## EXERCISE
What is needed is an exact copy of every entry.

START EXTRACTED RECORDS

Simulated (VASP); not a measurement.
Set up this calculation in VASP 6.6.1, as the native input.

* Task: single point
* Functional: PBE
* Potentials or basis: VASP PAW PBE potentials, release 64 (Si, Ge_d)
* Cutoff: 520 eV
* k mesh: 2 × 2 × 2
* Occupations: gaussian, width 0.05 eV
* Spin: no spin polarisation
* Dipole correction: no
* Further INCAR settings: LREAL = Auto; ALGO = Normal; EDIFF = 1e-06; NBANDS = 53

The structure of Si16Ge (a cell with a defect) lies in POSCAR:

END EXTRACTED RECORDS

## RESPONSE BOX
Simulated (VASP); not a measurement.
Set up this calculation in VASP 6.6.1, as the native input.

* Task: single point
* Functional: PBE
* Potentials or basis: VASP PAW PBE potentials, release 64 (Si, Ge_d)
* Cutoff: 520 eV
* k mesh: 2 × 2 × 2
* Occupations: gaussian, width 0.05 eV
* Spin: no spin polarisation
* Dipole correction: no
* Further INCAR settings: LREAL = Auto; ALGO = Normal; EDIFF = 1e-06; NBANDS = 53

The structure of Si16Ge (a cell with a defect) lies in POSCAR:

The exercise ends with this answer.